DATA EXTRACTS:
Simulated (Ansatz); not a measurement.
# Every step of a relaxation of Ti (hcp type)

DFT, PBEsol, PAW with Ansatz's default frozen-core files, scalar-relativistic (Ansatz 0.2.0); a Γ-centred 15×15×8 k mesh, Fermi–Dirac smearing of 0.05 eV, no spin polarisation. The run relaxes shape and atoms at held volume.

BRIEF:
Every entry in the listing must be retyped exactly.

RESPONSE AREA:
Simulated (Ansatz); not a measurement.
# Every step of a relaxation of Ti (hcp type)

DFT, PBEsol, PAW with Ansatz's default frozen-core files, scalar-relativistic (Ansatz 0.2.0); a Γ-centred 15×15×8 k mesh, Fermi–Dirac smearing of 0.05 eV, no spin polarisation. The run relaxes shape and atoms at held volume.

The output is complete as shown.